> **Dataset extract**:
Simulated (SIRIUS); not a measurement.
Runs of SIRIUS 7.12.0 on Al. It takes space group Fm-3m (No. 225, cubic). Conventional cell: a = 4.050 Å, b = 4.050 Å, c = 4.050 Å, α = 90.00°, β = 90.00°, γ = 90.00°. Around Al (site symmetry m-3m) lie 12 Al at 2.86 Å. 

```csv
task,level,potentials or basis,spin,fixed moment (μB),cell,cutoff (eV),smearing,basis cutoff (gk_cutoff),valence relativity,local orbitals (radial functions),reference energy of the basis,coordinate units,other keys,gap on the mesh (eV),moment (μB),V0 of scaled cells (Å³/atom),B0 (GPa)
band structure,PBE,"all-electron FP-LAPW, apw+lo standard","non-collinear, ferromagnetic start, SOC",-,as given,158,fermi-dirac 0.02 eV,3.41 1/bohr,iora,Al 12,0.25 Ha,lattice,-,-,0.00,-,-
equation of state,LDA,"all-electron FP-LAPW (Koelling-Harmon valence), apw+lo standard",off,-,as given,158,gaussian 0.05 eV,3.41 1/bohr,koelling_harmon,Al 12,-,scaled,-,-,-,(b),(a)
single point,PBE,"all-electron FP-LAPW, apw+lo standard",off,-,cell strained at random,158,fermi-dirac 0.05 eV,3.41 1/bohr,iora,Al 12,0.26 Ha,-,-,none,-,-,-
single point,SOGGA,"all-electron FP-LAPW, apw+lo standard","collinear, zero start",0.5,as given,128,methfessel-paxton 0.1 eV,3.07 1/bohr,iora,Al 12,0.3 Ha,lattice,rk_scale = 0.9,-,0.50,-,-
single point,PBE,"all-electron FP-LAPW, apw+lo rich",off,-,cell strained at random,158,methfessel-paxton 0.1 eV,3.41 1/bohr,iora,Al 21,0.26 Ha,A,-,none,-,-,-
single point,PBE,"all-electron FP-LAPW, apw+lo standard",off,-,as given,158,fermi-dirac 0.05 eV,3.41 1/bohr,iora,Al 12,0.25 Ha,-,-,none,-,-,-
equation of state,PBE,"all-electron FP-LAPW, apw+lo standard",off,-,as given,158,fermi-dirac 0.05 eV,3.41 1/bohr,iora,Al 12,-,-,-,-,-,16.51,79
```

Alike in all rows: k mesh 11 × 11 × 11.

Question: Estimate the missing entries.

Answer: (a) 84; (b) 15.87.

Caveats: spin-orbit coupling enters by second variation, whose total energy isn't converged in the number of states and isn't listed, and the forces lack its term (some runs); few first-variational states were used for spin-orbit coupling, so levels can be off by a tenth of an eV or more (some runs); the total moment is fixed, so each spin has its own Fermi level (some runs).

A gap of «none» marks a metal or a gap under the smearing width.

> **Requirement**: From the records above, transcribe without alteration every line from the one with "Question: Estimate the missing entries." to the one with "Caveats: spin-orbit coupling", inclusive.

> **Task solution**:
Question: Estimate the missing entries.

Answer: (a) 84; (b) 15.87.

Caveats: spin-orbit coupling enters by second variation, whose total energy isn't converged in the number of states and isn't listed, and the forces lack its term (some runs); few first-variational states were used for spin-orbit coupling, so levels can be off by a tenth of an eV or more (some runs); the total moment is fixed, so each spin has its own Fermi level (some runs).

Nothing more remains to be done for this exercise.